Your answer must match the entries below word for word.

##### Extracted records #####
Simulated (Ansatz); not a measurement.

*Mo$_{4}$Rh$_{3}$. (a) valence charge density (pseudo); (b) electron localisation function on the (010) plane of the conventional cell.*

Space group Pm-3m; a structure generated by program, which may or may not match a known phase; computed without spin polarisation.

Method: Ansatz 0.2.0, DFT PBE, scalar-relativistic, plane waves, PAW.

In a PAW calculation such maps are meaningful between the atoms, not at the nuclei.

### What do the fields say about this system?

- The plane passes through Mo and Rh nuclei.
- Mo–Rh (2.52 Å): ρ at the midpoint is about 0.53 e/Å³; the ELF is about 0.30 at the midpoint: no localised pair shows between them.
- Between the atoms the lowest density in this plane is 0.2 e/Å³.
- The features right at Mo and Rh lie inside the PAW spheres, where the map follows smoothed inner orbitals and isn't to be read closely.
#####

## Expected answer
Simulated (Ansatz); not a measurement.

*Mo$_{4}$Rh$_{3}$. (a) valence charge density (pseudo); (b) electron localisation function on the (010) plane of the conventional cell.*

Space group Pm-3m; a structure generated by program, which may or may not match a known phase; computed without spin polarisation.

Method: Ansatz 0.2.0, DFT PBE, scalar-relativistic, plane waves, PAW.

In a PAW calculation such maps are meaningful between the atoms, not at the nuclei.

### What do the fields say about this system?

- The plane passes through Mo and Rh nuclei.
- Mo–Rh (2.52 Å): ρ at the midpoint is about 0.53 e/Å³; the ELF is about 0.30 at the midpoint: no localised pair shows between them.
- Between the atoms the lowest density in this plane is 0.2 e/Å³.
- The features right at Mo and Rh lie inside the PAW spheres, where the map follows smoothed inner orbitals and isn't to be read closely.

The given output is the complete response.